**Work instruction**
Down to the final line, write out the data below exactly.

**Provided information**
<<<<
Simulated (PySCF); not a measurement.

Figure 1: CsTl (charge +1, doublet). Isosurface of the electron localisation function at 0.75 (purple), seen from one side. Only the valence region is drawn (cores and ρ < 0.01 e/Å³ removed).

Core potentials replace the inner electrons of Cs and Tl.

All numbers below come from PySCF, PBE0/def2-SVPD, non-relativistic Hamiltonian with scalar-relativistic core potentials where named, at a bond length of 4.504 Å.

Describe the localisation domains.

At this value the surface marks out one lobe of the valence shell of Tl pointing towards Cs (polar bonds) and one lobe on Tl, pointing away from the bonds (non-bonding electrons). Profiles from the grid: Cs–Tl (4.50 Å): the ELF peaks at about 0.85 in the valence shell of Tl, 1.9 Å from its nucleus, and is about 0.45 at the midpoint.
>>>>

**Written solution**
Simulated (PySCF); not a measurement.

Figure 1: CsTl (charge +1, doublet). Isosurface of the electron localisation function at 0.75 (purple), seen from one side. Only the valence region is drawn (cores and ρ < 0.01 e/Å³ removed).

Core potentials replace the inner electrons of Cs and Tl.

All numbers below come from PySCF, PBE0/def2-SVPD, non-relativistic Hamiltonian with scalar-relativistic core potentials where named, at a bond length of 4.504 Å.

Describe the localisation domains.

At this value the surface marks out one lobe of the valence shell of Tl pointing towards Cs (polar bonds) and one lobe on Tl, pointing away from the bonds (non-bonding electrons). Profiles from the grid: Cs–Tl (4.50 Å): the ELF peaks at about 0.85 in the valence shell of Tl, 1.9 Å from its nucleus, and is about 0.45 at the midpoint.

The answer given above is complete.